Beginning with the first line of the data below, set down each line exactly through the line that contains "Input of the".

··· Extracted information

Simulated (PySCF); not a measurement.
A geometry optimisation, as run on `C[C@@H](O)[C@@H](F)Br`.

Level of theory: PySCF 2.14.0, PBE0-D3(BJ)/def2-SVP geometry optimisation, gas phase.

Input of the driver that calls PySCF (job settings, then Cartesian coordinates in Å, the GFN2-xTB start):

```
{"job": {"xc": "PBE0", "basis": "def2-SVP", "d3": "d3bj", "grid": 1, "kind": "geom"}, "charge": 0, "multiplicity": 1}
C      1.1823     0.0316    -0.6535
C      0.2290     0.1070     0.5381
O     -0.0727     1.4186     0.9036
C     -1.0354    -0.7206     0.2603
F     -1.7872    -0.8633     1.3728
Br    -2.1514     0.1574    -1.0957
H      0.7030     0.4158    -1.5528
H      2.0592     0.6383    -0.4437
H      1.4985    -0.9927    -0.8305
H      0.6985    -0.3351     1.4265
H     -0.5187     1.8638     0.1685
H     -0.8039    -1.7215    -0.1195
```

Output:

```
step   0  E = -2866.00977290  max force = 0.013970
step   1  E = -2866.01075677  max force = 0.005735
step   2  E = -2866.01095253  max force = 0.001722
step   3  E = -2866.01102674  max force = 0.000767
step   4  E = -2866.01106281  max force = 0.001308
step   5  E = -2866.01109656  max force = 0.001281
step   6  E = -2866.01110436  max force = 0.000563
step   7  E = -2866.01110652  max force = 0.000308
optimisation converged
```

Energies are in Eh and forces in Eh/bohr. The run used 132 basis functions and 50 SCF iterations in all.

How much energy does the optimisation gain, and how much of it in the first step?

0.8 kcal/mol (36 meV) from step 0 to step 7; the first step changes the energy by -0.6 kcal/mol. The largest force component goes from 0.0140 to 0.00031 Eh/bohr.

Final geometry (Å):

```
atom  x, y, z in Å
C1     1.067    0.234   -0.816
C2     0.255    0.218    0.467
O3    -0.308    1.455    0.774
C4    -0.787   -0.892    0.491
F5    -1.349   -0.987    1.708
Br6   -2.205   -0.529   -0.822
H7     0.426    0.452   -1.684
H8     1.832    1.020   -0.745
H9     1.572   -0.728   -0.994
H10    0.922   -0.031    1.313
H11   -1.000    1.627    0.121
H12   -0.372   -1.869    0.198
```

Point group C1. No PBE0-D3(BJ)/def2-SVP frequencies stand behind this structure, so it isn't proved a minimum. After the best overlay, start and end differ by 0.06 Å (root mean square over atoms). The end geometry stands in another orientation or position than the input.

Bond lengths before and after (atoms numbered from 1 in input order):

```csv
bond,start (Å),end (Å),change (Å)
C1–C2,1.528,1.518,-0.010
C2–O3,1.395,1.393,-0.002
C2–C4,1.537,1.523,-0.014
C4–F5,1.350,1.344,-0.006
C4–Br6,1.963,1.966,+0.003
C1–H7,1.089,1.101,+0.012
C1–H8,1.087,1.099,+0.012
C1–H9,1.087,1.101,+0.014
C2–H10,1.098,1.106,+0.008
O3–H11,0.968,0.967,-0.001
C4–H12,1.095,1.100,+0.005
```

······

▶ [Task result]:
Simulated (PySCF); not a measurement.
A geometry optimisation, as run on `C[C@@H](O)[C@@H](F)Br`.

Level of theory: PySCF 2.14.0, PBE0-D3(BJ)/def2-SVP geometry optimisation, gas phase.

Input of the driver that calls PySCF (job settings, then Cartesian coordinates in Å, the GFN2-xTB start):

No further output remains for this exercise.